**Work instruction**
Copy precisely the first line of the material below and every later line, stopping with the line that contains "The structure is a minimum.".

**Data shown**
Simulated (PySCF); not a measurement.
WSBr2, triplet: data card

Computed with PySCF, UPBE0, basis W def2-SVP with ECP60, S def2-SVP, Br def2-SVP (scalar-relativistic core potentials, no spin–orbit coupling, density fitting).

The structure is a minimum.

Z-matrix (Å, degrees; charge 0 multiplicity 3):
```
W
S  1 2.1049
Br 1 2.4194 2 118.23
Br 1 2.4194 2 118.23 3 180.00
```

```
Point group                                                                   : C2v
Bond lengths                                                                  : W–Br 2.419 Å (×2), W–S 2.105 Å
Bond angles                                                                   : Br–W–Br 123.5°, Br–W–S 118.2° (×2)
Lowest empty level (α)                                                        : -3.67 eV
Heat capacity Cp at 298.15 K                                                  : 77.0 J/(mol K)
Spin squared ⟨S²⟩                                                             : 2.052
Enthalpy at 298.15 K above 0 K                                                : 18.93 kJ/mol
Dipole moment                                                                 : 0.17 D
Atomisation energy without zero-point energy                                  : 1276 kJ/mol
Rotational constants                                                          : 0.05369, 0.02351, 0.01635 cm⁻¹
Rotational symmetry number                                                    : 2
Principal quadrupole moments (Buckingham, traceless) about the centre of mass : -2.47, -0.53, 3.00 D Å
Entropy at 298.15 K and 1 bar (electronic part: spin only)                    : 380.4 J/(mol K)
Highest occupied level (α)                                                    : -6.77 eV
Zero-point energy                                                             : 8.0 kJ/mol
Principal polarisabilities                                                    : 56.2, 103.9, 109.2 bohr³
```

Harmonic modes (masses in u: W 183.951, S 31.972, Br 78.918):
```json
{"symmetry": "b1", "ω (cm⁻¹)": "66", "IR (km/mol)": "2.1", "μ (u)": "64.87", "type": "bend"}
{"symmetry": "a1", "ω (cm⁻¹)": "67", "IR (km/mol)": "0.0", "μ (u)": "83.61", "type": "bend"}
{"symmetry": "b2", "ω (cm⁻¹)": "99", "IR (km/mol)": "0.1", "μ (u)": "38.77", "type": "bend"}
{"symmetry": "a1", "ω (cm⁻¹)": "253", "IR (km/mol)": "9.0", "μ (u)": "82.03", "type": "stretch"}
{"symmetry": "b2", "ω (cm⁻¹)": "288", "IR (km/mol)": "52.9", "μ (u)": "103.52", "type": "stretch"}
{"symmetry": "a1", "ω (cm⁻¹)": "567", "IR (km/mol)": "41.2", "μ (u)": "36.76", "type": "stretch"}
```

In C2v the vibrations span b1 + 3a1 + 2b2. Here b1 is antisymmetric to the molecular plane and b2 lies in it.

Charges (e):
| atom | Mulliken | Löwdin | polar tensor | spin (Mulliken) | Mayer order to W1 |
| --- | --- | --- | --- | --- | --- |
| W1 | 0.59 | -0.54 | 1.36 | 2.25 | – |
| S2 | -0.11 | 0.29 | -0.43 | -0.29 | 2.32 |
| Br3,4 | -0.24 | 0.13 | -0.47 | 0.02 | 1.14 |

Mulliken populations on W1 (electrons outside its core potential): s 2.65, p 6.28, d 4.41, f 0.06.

**Exercise answer**
Simulated (PySCF); not a measurement.
WSBr2, triplet: data card

Computed with PySCF, UPBE0, basis W def2-SVP with ECP60, S def2-SVP, Br def2-SVP (scalar-relativistic core potentials, no spin–orbit coupling, density fitting).

The structure is a minimum.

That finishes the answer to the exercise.